Assigned task:
Write out the complete data exactly as written.

┄┄┄┄┄┄┄┄┄┄

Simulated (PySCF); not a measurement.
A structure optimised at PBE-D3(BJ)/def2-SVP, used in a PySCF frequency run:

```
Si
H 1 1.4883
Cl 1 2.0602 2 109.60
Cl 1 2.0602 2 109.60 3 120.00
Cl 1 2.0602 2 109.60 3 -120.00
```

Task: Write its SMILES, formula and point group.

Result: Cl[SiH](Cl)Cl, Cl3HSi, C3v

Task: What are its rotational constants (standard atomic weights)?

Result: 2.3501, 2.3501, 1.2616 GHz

┄┄┄┄┄┄┄┄┄┄

Written reply:
Simulated (PySCF); not a measurement.
A structure optimised at PBE-D3(BJ)/def2-SVP, used in a PySCF frequency run:

```
Si
H 1 1.4883
Cl 1 2.0602 2 109.60
Cl 1 2.0602 2 109.60 3 120.00
Cl 1 2.0602 2 109.60 3 -120.00
```

Task: Write its SMILES, formula and point group.

Result: Cl[SiH](Cl)Cl, Cl3HSi, C3v

Task: What are its rotational constants (standard atomic weights)?

Result: 2.3501, 2.3501, 1.2616 GHz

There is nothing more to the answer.